◆ ◆ ◆ ◆ ◆

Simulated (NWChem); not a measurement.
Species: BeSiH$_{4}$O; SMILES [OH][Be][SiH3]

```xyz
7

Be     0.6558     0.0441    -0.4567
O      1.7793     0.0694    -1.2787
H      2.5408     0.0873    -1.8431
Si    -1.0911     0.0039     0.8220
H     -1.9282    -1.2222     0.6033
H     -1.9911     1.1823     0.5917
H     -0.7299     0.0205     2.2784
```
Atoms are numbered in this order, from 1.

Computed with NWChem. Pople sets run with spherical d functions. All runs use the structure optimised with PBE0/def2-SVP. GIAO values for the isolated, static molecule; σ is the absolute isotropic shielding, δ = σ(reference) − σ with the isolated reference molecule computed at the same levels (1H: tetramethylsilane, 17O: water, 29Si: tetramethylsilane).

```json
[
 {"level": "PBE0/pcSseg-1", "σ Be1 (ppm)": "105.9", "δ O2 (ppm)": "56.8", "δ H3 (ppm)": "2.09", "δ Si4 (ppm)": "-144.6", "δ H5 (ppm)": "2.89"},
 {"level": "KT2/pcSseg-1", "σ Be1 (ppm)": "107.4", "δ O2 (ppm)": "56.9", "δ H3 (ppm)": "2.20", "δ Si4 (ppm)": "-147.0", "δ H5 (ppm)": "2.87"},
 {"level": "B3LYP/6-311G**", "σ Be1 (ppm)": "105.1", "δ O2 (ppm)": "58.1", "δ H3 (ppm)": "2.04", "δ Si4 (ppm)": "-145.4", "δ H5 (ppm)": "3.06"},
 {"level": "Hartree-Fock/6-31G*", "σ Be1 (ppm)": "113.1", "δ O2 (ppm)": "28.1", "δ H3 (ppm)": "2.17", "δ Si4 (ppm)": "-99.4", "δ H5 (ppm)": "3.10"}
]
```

◆ ◆ ◆ ◆ ◆

**Brief:**
Would you please transcribe the lines above exactly, starting with the first line of the material and ending with the line that has "Atoms are numbered in this order, from 1."?

**Response:**
Simulated (NWChem); not a measurement.
Species: BeSiH$_{4}$O; SMILES [OH][Be][SiH3]

```xyz
7

Be     0.6558     0.0441    -0.4567
O      1.7793     0.0694    -1.2787
H      2.5408     0.0873    -1.8431
Si    -1.0911     0.0039     0.8220
H     -1.9282    -1.2222     0.6033
H     -1.9911     1.1823     0.5917
H     -0.7299     0.0205     2.2784
```
Atoms are numbered in this order, from 1.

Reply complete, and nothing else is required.